Supplied information: Begin
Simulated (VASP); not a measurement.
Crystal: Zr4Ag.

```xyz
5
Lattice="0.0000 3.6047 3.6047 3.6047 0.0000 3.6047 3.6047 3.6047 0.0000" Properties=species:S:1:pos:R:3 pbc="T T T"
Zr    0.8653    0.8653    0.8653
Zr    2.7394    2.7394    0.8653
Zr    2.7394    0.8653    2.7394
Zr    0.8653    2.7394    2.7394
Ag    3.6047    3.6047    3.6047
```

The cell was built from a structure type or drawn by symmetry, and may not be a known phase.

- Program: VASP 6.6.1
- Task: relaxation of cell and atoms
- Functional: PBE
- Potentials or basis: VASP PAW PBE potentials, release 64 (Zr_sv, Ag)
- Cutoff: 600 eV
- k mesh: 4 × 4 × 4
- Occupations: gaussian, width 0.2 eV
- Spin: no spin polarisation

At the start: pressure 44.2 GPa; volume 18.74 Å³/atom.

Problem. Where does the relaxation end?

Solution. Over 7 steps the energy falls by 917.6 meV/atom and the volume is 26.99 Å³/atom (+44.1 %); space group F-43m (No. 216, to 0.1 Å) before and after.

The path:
Supplied information: End

# Work request:
Reprint exactly the lines above that start at the one with "- Occupations: gaussian, width 0.2 eV" and end at the one with "Solution. Over 7", keeping both and adding none.

# Task answer:
- Occupations: gaussian, width 0.2 eV
- Spin: no spin polarisation

At the start: pressure 44.2 GPa; volume 18.74 Å³/atom.

Problem. Where does the relaxation end?

Solution. Over 7 steps the energy falls by 917.6 meV/atom and the volume is 26.99 Å³/atom (+44.1 %); space group F-43m (No. 216, to 0.1 Å) before and after.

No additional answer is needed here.